*Record extracts:*
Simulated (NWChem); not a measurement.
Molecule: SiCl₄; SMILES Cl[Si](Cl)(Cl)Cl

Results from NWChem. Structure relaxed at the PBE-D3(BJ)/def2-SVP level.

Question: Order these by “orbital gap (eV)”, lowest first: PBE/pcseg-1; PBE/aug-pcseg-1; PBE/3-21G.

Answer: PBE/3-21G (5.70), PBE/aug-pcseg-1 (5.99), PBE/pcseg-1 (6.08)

*Assigned task:*
Please write out the records from above, keeping every line exact.

*Written answer:*
Simulated (NWChem); not a measurement.
Molecule: SiCl₄; SMILES Cl[Si](Cl)(Cl)Cl

Results from NWChem. Structure relaxed at the PBE-D3(BJ)/def2-SVP level.

Question: Order these by “orbital gap (eV)”, lowest first: PBE/pcseg-1; PBE/aug-pcseg-1; PBE/3-21G.

Answer: PBE/3-21G (5.70), PBE/aug-pcseg-1 (5.99), PBE/pcseg-1 (6.08)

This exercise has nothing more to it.